=== INPUT DATA ===
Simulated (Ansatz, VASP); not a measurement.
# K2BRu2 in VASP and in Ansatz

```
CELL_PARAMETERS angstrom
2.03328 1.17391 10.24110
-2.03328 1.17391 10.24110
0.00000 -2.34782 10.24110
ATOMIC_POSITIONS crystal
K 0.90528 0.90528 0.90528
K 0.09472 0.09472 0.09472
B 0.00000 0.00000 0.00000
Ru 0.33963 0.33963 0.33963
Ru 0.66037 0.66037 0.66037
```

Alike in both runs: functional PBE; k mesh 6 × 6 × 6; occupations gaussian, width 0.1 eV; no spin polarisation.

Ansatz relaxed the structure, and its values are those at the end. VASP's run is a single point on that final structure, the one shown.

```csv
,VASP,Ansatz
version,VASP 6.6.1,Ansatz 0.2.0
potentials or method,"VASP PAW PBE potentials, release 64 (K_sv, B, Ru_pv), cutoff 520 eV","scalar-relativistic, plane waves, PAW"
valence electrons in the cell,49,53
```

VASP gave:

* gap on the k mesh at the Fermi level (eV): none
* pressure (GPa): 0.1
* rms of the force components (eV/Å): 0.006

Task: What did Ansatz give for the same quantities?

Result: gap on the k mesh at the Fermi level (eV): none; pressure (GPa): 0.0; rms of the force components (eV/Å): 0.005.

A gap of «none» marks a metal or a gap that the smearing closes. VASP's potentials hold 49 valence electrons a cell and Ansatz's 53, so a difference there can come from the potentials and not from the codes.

=== WORK REQUEST ===
Could you set down, exactly as written, the lines above between the one holding "# K2BRu2 in VASP and in Ansatz" and the one holding "Result: gap on", inclusive, and nothing more?

=== TASK ANSWER ===
# K2BRu2 in VASP and in Ansatz

```
CELL_PARAMETERS angstrom
2.03328 1.17391 10.24110
-2.03328 1.17391 10.24110
0.00000 -2.34782 10.24110
ATOMIC_POSITIONS crystal
K 0.90528 0.90528 0.90528
K 0.09472 0.09472 0.09472
B 0.00000 0.00000 0.00000
Ru 0.33963 0.33963 0.33963
Ru 0.66037 0.66037 0.66037
```

Alike in both runs: functional PBE; k mesh 6 × 6 × 6; occupations gaussian, width 0.1 eV; no spin polarisation.

Ansatz relaxed the structure, and its values are those at the end. VASP's run is a single point on that final structure, the one shown.

```csv
,VASP,Ansatz
version,VASP 6.6.1,Ansatz 0.2.0
potentials or method,"VASP PAW PBE potentials, release 64 (K_sv, B, Ru_pv), cutoff 520 eV","scalar-relativistic, plane waves, PAW"
valence electrons in the cell,49,53
```

VASP gave:

* gap on the k mesh at the Fermi level (eV): none
* pressure (GPa): 0.1
* rms of the force components (eV/Å): 0.006

Task: What did Ansatz give for the same quantities?

Result: gap on the k mesh at the Fermi level (eV): none; pressure (GPa): 0.0; rms of the force components (eV/Å): 0.005.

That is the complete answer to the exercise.